------------

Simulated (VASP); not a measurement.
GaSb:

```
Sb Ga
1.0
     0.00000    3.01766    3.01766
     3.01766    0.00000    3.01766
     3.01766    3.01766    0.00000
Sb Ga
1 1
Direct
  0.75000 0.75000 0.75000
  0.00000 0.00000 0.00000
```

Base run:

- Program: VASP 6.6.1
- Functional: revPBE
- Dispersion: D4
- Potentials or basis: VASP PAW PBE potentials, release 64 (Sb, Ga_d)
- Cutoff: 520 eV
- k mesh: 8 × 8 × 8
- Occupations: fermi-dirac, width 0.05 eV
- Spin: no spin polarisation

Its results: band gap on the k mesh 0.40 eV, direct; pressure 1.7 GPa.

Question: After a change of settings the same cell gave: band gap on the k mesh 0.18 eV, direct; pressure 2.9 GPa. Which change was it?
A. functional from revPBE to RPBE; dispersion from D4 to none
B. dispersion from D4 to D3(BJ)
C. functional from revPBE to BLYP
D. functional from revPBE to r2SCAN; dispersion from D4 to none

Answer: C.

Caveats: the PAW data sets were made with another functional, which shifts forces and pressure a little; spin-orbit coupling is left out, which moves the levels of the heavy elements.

------------

Would you restate exactly the lines of the material above, from its opening line through the line with "Its results: band", and output only those?

- [WRITTEN SOLUTION]
Simulated (VASP); not a measurement.
GaSb:

```
Sb Ga
1.0
     0.00000    3.01766    3.01766
     3.01766    0.00000    3.01766
     3.01766    3.01766    0.00000
Sb Ga
1 1
Direct
  0.75000 0.75000 0.75000
  0.00000 0.00000 0.00000
```

Base run:

- Program: VASP 6.6.1
- Functional: revPBE
- Dispersion: D4
- Potentials or basis: VASP PAW PBE potentials, release 64 (Sb, Ga_d)
- Cutoff: 520 eV
- k mesh: 8 × 8 × 8
- Occupations: fermi-dirac, width 0.05 eV
- Spin: no spin polarisation

Its results: band gap on the k mesh 0.40 eV, direct; pressure 1.7 GPa.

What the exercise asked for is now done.